* [TASK ITEM] In the listing that follows, the range to quote begins at the line that has "Wanted: the native" and ends after the line that has "correction | no |"; quote it verbatim and add nothing.

Segment Start: DATA EXTRACTS
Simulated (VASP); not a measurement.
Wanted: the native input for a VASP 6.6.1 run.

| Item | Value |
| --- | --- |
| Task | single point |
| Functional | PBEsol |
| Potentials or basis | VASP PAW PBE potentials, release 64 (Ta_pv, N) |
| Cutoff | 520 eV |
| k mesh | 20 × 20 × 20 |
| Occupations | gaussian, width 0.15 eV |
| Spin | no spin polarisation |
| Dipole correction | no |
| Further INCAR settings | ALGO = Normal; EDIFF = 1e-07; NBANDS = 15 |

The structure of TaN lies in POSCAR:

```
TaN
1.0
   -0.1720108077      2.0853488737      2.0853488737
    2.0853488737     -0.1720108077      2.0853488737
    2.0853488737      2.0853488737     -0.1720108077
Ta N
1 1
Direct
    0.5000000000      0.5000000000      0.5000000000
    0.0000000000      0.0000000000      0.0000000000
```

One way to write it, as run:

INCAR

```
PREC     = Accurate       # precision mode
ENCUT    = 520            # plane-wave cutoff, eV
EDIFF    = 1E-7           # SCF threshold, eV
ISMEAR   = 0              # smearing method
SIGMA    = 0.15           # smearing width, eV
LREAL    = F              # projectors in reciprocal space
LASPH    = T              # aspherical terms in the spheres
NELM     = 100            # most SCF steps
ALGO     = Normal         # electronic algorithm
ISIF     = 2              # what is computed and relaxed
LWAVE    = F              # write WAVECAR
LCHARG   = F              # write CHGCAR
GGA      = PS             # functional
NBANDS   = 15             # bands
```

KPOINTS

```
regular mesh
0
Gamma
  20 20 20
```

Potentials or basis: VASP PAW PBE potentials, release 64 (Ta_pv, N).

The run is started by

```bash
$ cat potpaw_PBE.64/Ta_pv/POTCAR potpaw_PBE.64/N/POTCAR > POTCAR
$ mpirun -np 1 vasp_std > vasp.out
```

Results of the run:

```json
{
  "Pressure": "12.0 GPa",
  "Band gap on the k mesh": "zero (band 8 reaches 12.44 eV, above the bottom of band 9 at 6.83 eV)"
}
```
Segment End: DATA EXTRACTS

* [EXERCISE RESULT]
Wanted: the native input for a VASP 6.6.1 run.

| Item | Value |
| --- | --- |
| Task | single point |
| Functional | PBEsol |
| Potentials or basis | VASP PAW PBE potentials, release 64 (Ta_pv, N) |
| Cutoff | 520 eV |
| k mesh | 20 × 20 × 20 |
| Occupations | gaussian, width 0.15 eV |
| Spin | no spin polarisation |
| Dipole correction | no |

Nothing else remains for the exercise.